### WORK TASK
Up to and including the line that contains "## Calculated data, Ti₁₂O₂₃", repeat each line of the data exactly, starting from the first.

___ DATA FOR REVIEW ___

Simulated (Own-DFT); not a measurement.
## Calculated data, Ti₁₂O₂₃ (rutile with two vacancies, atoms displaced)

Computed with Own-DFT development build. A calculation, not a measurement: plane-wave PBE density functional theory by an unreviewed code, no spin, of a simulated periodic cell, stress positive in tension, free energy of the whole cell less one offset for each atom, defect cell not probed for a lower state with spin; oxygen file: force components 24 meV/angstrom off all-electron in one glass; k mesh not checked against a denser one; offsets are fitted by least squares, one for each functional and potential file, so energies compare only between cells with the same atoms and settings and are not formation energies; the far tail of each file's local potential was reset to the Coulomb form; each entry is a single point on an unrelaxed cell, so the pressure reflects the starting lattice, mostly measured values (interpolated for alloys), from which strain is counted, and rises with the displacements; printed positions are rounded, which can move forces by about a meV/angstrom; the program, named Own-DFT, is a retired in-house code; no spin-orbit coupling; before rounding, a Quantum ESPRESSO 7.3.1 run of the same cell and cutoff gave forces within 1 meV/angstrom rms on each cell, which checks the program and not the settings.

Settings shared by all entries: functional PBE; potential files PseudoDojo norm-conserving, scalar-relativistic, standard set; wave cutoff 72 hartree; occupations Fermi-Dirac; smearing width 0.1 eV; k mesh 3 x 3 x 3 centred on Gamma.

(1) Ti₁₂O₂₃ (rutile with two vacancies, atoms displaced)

___

### EXERCISE SOLUTION
Simulated (Own-DFT); not a measurement.
## Calculated data, Ti₁₂O₂₃ (rutile with two vacancies, atoms displaced)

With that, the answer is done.